### Assigned task
Please reproduce every record, keeping each one exactly as written.

(Listed entries)

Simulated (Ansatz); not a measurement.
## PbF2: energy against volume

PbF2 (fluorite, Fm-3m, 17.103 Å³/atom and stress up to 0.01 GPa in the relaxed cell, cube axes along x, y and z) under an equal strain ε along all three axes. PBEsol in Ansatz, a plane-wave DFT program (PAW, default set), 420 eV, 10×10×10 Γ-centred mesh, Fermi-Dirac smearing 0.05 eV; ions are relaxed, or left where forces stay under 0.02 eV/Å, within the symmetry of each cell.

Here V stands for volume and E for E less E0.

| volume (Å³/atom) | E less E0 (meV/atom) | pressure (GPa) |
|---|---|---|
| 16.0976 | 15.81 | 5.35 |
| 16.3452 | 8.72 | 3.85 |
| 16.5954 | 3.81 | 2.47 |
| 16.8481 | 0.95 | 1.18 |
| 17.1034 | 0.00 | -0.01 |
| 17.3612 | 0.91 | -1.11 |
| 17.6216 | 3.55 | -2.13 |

(End Listed entries)

### Task output
Simulated (Ansatz); not a measurement.
## PbF2: energy against volume

PbF2 (fluorite, Fm-3m, 17.103 Å³/atom and stress up to 0.01 GPa in the relaxed cell, cube axes along x, y and z) under an equal strain ε along all three axes. PBEsol in Ansatz, a plane-wave DFT program (PAW, default set), 420 eV, 10×10×10 Γ-centred mesh, Fermi-Dirac smearing 0.05 eV; ions are relaxed, or left where forces stay under 0.02 eV/Å, within the symmetry of each cell.

Here V stands for volume and E for E less E0.

| volume (Å³/atom) | E less E0 (meV/atom) | pressure (GPa) |
|---|---|---|
| 16.0976 | 15.81 | 5.35 |
| 16.3452 | 8.72 | 3.85 |
| 16.5954 | 3.81 | 2.47 |
| 16.8481 | 0.95 | 1.18 |
| 17.1034 | 0.00 | -0.01 |
| 17.3612 | 0.91 | -1.11 |
| 17.6216 | 3.55 | -2.13 |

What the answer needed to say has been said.